** Brief **
Repeat the lines of the data exactly, from the first one through the one that contains "- k mesh: 8 × 8 × 8".

** Provided information **
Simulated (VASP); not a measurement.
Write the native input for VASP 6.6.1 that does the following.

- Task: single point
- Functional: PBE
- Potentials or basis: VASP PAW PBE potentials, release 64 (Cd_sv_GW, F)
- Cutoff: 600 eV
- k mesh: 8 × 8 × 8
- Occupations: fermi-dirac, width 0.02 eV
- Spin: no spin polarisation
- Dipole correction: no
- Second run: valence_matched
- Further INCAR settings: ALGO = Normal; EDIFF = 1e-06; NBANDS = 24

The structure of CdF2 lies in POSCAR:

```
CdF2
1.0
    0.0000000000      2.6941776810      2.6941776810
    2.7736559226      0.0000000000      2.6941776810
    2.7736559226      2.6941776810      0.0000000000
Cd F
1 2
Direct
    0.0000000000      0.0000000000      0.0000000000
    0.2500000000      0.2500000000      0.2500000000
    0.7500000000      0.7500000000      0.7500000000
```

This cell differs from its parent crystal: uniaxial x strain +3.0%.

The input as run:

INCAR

** Response area **
Simulated (VASP); not a measurement.
Write the native input for VASP 6.6.1 that does the following.

- Task: single point
- Functional: PBE
- Potentials or basis: VASP PAW PBE potentials, release 64 (Cd_sv_GW, F)
- Cutoff: 600 eV
- k mesh: 8 × 8 × 8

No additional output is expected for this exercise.